--- Information supplied Enclosed Below ---

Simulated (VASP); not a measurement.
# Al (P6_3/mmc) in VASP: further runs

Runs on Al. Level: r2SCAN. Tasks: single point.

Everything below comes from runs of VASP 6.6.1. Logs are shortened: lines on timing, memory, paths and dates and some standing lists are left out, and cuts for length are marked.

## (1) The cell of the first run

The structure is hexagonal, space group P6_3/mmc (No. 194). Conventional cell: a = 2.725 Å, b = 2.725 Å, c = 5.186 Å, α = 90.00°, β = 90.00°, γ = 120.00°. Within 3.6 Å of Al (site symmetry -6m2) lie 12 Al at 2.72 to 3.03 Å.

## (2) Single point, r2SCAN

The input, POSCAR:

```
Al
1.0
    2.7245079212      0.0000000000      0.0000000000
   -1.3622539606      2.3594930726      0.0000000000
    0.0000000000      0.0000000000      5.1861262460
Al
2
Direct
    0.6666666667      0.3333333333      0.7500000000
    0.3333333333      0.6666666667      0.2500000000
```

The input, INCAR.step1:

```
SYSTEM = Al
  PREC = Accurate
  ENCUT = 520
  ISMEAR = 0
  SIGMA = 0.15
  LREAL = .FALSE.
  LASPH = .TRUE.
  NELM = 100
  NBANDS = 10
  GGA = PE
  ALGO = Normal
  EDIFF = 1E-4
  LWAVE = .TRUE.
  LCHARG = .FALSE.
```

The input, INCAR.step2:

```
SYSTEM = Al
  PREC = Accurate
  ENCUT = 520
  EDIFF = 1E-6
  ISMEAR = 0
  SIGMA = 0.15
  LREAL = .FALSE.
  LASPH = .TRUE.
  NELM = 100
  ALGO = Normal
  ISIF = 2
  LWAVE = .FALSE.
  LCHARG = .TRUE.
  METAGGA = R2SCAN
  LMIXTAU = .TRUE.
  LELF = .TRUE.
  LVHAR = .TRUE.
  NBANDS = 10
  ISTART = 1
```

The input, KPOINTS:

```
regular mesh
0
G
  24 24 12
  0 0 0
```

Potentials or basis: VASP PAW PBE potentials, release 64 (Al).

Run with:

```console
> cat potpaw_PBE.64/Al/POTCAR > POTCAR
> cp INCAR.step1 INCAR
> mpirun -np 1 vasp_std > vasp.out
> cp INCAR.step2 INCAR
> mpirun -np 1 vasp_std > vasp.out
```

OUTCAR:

--- End of Enclosed Information supplied ---

= Requirement =
Each line from the start of the records through the line holding "## (1) The cell of the first run" must be returned exactly; nothing else belongs in the answer.

= Result =
Simulated (VASP); not a measurement.
# Al (P6_3/mmc) in VASP: further runs

Runs on Al. Level: r2SCAN. Tasks: single point.

Everything below comes from runs of VASP 6.6.1. Logs are shortened: lines on timing, memory, paths and dates and some standing lists are left out, and cuts for length are marked.

## (1) The cell of the first run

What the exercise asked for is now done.